= = =

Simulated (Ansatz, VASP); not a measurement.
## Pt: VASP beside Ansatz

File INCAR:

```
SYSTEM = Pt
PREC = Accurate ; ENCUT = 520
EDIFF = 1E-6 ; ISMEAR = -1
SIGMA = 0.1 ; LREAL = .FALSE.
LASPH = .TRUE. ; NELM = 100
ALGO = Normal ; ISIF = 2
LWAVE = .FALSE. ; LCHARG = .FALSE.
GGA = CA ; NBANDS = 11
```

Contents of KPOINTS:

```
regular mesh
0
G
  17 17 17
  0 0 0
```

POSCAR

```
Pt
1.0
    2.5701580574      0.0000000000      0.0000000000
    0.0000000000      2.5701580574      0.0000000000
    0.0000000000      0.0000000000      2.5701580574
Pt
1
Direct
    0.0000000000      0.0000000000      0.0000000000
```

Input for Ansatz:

= = =

Please write out the data again exactly as it stands.

Simulated (Ansatz, VASP); not a measurement.
## Pt: VASP beside Ansatz

File INCAR:

```
SYSTEM = Pt
PREC = Accurate ; ENCUT = 520
EDIFF = 1E-6 ; ISMEAR = -1
SIGMA = 0.1 ; LREAL = .FALSE.
LASPH = .TRUE. ; NELM = 100
ALGO = Normal ; ISIF = 2
LWAVE = .FALSE. ; LCHARG = .FALSE.
GGA = CA ; NBANDS = 11
```

Contents of KPOINTS:

```
regular mesh
0
G
  17 17 17
  0 0 0
```

POSCAR

```
Pt
1.0
    2.5701580574      0.0000000000      0.0000000000
    0.0000000000      2.5701580574      0.0000000000
    0.0000000000      0.0000000000      2.5701580574
Pt
1
Direct
    0.0000000000      0.0000000000      0.0000000000
```

Input for Ansatz:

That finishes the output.